__ASSIGNED TASK__:
No line of the records may be dropped; print them all again exactly.

── RECORDS PROVIDED ──

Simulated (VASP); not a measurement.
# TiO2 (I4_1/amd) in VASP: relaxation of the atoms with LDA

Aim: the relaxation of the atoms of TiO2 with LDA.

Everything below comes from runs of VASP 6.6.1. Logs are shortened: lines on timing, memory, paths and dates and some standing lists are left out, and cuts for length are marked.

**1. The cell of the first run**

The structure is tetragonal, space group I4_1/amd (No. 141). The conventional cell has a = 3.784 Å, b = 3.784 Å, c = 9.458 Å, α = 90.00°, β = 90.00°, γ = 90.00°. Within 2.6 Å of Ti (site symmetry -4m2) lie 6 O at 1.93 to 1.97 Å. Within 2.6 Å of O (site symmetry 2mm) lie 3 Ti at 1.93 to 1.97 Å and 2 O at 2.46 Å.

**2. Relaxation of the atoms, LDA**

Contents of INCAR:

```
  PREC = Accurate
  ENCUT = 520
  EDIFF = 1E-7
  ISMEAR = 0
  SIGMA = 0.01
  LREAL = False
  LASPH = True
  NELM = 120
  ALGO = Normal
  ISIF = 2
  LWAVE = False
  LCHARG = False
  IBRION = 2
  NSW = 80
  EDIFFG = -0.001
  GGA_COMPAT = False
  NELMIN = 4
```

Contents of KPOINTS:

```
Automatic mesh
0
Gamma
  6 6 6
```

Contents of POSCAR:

───

__TASK SOLUTION__:
Simulated (VASP); not a measurement.
# TiO2 (I4_1/amd) in VASP: relaxation of the atoms with LDA

Aim: the relaxation of the atoms of TiO2 with LDA.

Everything below comes from runs of VASP 6.6.1. Logs are shortened: lines on timing, memory, paths and dates and some standing lists are left out, and cuts for length are marked.

**1. The cell of the first run**

The structure is tetragonal, space group I4_1/amd (No. 141). The conventional cell has a = 3.784 Å, b = 3.784 Å, c = 9.458 Å, α = 90.00°, β = 90.00°, γ = 90.00°. Within 2.6 Å of Ti (site symmetry -4m2) lie 6 O at 1.93 to 1.97 Å. Within 2.6 Å of O (site symmetry 2mm) lie 3 Ti at 1.93 to 1.97 Å and 2 O at 2.46 Å.

**2. Relaxation of the atoms, LDA**

Contents of INCAR:

```
  PREC = Accurate
  ENCUT = 520
  EDIFF = 1E-7
  ISMEAR = 0
  SIGMA = 0.01
  LREAL = False
  LASPH = True
  NELM = 120
  ALGO = Normal
  ISIF = 2
  LWAVE = False
  LCHARG = False
  IBRION = 2
  NSW = 80
  EDIFFG = -0.001
  GGA_COMPAT = False
  NELMIN = 4
```

Contents of KPOINTS:

```
Automatic mesh
0
Gamma
  6 6 6
```

Contents of POSCAR:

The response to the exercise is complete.